**BRIEF:**
Each record is to be copied exactly as written.

◆ ◆ ◆ ◆ ◆ ◆ ◆
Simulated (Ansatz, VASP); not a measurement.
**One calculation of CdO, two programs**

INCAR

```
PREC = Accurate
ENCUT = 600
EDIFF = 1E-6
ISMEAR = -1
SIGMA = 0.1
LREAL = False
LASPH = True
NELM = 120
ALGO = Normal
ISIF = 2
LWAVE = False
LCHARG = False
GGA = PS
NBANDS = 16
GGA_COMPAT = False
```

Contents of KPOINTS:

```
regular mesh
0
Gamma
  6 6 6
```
◆ ◆ ◆ ◆ ◆ ◆ ◆

**SOLUTION:**
Simulated (Ansatz, VASP); not a measurement.
**One calculation of CdO, two programs**

INCAR

```
PREC = Accurate
ENCUT = 600
EDIFF = 1E-6
ISMEAR = -1
SIGMA = 0.1
LREAL = False
LASPH = True
NELM = 120
ALGO = Normal
ISIF = 2
LWAVE = False
LCHARG = False
GGA = PS
NBANDS = 16
GGA_COMPAT = False
```

Contents of KPOINTS:

```
regular mesh
0
Gamma
  6 6 6
```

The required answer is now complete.